# [PROVIDED DATA]
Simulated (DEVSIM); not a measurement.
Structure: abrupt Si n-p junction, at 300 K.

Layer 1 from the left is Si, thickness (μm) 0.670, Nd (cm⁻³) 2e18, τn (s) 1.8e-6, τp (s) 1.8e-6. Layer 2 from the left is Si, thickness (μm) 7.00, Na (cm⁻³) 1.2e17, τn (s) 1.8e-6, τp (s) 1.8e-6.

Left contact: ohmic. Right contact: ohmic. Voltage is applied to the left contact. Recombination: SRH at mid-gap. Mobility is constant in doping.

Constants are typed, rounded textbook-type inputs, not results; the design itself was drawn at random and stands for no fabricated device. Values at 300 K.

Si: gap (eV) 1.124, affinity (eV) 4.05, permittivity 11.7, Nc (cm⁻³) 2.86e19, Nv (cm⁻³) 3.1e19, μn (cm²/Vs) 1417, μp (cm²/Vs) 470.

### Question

# [ACTION ITEM]
Taking the line with "Layer 1 from" as the first and the line with "Si: gap (eV)" as the last, retype that stretch of the data above exactly, with no other lines.

# [EXERCISE SOLUTION]
Layer 1 from the left is Si, thickness (μm) 0.670, Nd (cm⁻³) 2e18, τn (s) 1.8e-6, τp (s) 1.8e-6. Layer 2 from the left is Si, thickness (μm) 7.00, Na (cm⁻³) 1.2e17, τn (s) 1.8e-6, τp (s) 1.8e-6.

Left contact: ohmic. Right contact: ohmic. Voltage is applied to the left contact. Recombination: SRH at mid-gap. Mobility is constant in doping.

Constants are typed, rounded textbook-type inputs, not results; the design itself was drawn at random and stands for no fabricated device. Values at 300 K.

Si: gap (eV) 1.124, affinity (eV) 4.05, permittivity 11.7, Nc (cm⁻³) 2.86e19, Nv (cm⁻³) 3.1e19, μn (cm²/Vs) 1417, μp (cm²/Vs) 470.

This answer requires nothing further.